----------------

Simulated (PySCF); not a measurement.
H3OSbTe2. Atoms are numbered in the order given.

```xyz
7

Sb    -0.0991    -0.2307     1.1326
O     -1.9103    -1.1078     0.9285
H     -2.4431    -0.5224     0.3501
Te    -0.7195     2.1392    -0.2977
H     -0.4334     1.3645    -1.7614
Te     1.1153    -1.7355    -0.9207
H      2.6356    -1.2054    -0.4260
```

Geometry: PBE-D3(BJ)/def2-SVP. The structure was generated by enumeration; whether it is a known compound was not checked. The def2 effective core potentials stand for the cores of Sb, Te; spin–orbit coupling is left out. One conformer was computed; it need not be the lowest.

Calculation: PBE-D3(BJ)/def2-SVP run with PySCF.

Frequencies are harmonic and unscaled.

----------------

Work item: Each record is to be repeated exactly.

Written reply:
Simulated (PySCF); not a measurement.
H3OSbTe2. Atoms are numbered in the order given.

```xyz
7

Sb    -0.0991    -0.2307     1.1326
O     -1.9103    -1.1078     0.9285
H     -2.4431    -0.5224     0.3501
Te    -0.7195     2.1392    -0.2977
H     -0.4334     1.3645    -1.7614
Te     1.1153    -1.7355    -0.9207
H      2.6356    -1.2054    -0.4260
```

Geometry: PBE-D3(BJ)/def2-SVP. The structure was generated by enumeration; whether it is a known compound was not checked. The def2 effective core potentials stand for the cores of Sb, Te; spin–orbit coupling is left out. One conformer was computed; it need not be the lowest.

Calculation: PBE-D3(BJ)/def2-SVP run with PySCF.

Frequencies are harmonic and unscaled.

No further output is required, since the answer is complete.